After locating "spin polarisation |" in the listing below, copy that line and each one after it exactly, ending with the line that has "Levels at points".

BEGIN EXCERPTED DATA
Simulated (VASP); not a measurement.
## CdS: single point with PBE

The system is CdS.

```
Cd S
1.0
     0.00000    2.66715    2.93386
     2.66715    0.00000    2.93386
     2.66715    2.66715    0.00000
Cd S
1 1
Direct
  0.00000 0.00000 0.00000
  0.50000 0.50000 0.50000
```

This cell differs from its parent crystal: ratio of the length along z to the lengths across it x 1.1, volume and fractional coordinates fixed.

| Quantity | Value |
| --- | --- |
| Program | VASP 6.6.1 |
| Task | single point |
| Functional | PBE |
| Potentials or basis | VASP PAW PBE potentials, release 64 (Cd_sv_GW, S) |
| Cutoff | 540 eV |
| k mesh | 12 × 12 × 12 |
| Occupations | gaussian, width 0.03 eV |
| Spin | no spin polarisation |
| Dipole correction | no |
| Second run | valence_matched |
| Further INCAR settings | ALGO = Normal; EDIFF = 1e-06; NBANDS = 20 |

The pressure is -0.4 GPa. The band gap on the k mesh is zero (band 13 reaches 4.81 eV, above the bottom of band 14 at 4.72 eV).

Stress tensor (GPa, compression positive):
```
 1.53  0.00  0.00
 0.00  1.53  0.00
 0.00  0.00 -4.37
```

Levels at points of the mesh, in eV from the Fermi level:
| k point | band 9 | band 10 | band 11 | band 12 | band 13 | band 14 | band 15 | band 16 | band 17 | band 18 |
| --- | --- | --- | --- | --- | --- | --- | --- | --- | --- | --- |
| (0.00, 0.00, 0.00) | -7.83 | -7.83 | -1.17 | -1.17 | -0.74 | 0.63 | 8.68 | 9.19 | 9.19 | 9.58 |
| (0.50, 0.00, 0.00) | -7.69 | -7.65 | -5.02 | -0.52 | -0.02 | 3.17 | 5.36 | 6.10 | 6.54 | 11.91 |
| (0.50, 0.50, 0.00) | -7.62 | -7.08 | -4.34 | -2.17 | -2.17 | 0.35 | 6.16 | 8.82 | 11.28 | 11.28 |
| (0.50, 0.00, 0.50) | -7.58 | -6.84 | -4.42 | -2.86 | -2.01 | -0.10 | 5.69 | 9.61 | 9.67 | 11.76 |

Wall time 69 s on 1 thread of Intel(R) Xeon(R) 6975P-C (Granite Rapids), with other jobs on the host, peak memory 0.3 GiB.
END EXCERPTED DATA

• _WRITTEN RESPONSE_
| Spin | no spin polarisation |
| Dipole correction | no |
| Second run | valence_matched |
| Further INCAR settings | ALGO = Normal; EDIFF = 1e-06; NBANDS = 20 |

The pressure is -0.4 GPa. The band gap on the k mesh is zero (band 13 reaches 4.81 eV, above the bottom of band 14 at 4.72 eV).

Stress tensor (GPa, compression positive):
```
 1.53  0.00  0.00
 0.00  1.53  0.00
 0.00  0.00 -4.37
```

Levels at points of the mesh, in eV from the Fermi level:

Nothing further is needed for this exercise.